## Information supplied
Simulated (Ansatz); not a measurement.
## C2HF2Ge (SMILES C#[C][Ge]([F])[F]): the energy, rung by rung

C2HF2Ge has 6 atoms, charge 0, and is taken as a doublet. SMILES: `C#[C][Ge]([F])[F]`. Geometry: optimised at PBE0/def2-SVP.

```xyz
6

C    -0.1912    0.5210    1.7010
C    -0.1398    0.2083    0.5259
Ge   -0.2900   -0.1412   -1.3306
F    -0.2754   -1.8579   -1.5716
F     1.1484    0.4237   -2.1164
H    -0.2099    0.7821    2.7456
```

## Assignment
Repeat every record above exactly as it appears.

## Task response
Simulated (Ansatz); not a measurement.
## C2HF2Ge (SMILES C#[C][Ge]([F])[F]): the energy, rung by rung

C2HF2Ge has 6 atoms, charge 0, and is taken as a doublet. SMILES: `C#[C][Ge]([F])[F]`. Geometry: optimised at PBE0/def2-SVP.

```xyz
6

C    -0.1912    0.5210    1.7010
C    -0.1398    0.2083    0.5259
Ge   -0.2900   -0.1412   -1.3306
F    -0.2754   -1.8579   -1.5716
F     1.1484    0.4237   -2.1164
H    -0.2099    0.7821    2.7456
```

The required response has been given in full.